WORK REQUEST = Repeat exactly the lines of the listing below, please, starting with the first and ending with the line containing "The cell comes"; leave out the rest.

Start of INFORMATION GIVEN
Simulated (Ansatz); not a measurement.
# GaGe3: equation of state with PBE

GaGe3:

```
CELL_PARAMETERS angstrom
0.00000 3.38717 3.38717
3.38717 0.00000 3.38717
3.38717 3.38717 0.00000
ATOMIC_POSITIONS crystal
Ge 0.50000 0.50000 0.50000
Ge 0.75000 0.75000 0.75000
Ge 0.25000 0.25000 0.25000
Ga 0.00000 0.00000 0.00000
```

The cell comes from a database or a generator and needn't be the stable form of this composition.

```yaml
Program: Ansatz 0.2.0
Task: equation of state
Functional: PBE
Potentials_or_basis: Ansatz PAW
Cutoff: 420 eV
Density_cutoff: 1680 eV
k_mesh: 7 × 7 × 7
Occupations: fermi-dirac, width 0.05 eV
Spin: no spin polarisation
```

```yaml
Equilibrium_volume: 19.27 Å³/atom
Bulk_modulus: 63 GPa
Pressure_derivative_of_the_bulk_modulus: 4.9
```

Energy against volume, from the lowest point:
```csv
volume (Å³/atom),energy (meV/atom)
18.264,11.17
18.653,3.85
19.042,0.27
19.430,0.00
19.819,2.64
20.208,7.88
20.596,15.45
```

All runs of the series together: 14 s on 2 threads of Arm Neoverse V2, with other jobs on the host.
End of INFORMATION GIVEN

EXERCISE RESULT =
Simulated (Ansatz); not a measurement.
# GaGe3: equation of state with PBE

GaGe3:

```
CELL_PARAMETERS angstrom
0.00000 3.38717 3.38717
3.38717 0.00000 3.38717
3.38717 3.38717 0.00000
ATOMIC_POSITIONS crystal
Ge 0.50000 0.50000 0.50000
Ge 0.75000 0.75000 0.75000
Ge 0.25000 0.25000 0.25000
Ga 0.00000 0.00000 0.00000
```

The cell comes from a database or a generator and needn't be the stable form of this composition.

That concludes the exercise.